▶ **Work task**
Beginning with the opening line, set down each line of the material below exactly, stopping once the line with "-31.0 | +39.2 | -11.9 |" is done.

*****
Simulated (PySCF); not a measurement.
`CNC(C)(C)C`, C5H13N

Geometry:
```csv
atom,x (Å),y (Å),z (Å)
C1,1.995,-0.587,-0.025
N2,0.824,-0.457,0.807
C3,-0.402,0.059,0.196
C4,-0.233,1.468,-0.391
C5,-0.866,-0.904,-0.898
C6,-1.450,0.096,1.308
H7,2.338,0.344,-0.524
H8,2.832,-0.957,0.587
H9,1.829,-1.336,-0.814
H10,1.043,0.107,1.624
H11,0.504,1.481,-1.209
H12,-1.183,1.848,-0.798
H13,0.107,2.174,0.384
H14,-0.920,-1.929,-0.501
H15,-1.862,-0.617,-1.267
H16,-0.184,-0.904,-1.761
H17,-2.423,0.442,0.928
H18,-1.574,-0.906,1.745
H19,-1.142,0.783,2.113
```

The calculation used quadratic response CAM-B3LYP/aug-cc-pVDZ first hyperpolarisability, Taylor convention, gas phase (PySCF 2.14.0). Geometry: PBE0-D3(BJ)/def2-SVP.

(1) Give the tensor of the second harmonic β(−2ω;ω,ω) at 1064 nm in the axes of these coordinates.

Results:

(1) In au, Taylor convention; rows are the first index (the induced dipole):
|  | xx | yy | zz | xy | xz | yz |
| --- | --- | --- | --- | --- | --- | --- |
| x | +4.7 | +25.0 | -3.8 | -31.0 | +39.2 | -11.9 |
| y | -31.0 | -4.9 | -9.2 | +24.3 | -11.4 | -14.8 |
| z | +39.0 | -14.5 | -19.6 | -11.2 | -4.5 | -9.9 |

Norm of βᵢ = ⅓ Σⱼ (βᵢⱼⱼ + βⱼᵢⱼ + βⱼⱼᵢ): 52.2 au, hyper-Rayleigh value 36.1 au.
*****

▶ **Task response**
Simulated (PySCF); not a measurement.
`CNC(C)(C)C`, C5H13N

Geometry:
```csv
atom,x (Å),y (Å),z (Å)
C1,1.995,-0.587,-0.025
N2,0.824,-0.457,0.807
C3,-0.402,0.059,0.196
C4,-0.233,1.468,-0.391
C5,-0.866,-0.904,-0.898
C6,-1.450,0.096,1.308
H7,2.338,0.344,-0.524
H8,2.832,-0.957,0.587
H9,1.829,-1.336,-0.814
H10,1.043,0.107,1.624
H11,0.504,1.481,-1.209
H12,-1.183,1.848,-0.798
H13,0.107,2.174,0.384
H14,-0.920,-1.929,-0.501
H15,-1.862,-0.617,-1.267
H16,-0.184,-0.904,-1.761
H17,-2.423,0.442,0.928
H18,-1.574,-0.906,1.745
H19,-1.142,0.783,2.113
```

The calculation used quadratic response CAM-B3LYP/aug-cc-pVDZ first hyperpolarisability, Taylor convention, gas phase (PySCF 2.14.0). Geometry: PBE0-D3(BJ)/def2-SVP.

(1) Give the tensor of the second harmonic β(−2ω;ω,ω) at 1064 nm in the axes of these coordinates.

Results:

(1) In au, Taylor convention; rows are the first index (the induced dipole):
|  | xx | yy | zz | xy | xz | yz |
| --- | --- | --- | --- | --- | --- | --- |
| x | +4.7 | +25.0 | -3.8 | -31.0 | +39.2 | -11.9 |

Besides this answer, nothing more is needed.